Once the line containing "A: 6.47 eV." has been printed, stop; print every line before it exactly, starting at the top of the material below.

ENTRIES PROVIDED:
________
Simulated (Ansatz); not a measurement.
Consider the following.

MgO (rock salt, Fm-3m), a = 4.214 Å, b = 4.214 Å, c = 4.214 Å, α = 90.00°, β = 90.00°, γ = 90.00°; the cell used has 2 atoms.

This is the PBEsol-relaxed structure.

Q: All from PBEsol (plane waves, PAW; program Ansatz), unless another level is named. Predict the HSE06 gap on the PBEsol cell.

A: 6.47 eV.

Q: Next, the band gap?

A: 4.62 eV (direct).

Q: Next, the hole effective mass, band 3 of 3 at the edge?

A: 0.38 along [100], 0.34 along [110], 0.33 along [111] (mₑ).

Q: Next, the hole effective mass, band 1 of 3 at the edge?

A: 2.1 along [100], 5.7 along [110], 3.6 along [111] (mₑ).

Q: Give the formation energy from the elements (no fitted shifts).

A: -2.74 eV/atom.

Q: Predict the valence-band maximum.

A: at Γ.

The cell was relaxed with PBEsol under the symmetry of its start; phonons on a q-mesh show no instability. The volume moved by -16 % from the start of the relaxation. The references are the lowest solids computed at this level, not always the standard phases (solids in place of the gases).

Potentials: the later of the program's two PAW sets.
________

EXERCISE OUTPUT:
Simulated (Ansatz); not a measurement.
Consider the following.

MgO (rock salt, Fm-3m), a = 4.214 Å, b = 4.214 Å, c = 4.214 Å, α = 90.00°, β = 90.00°, γ = 90.00°; the cell used has 2 atoms.

This is the PBEsol-relaxed structure.

Q: All from PBEsol (plane waves, PAW; program Ansatz), unless another level is named. Predict the HSE06 gap on the PBEsol cell.

A: 6.47 eV.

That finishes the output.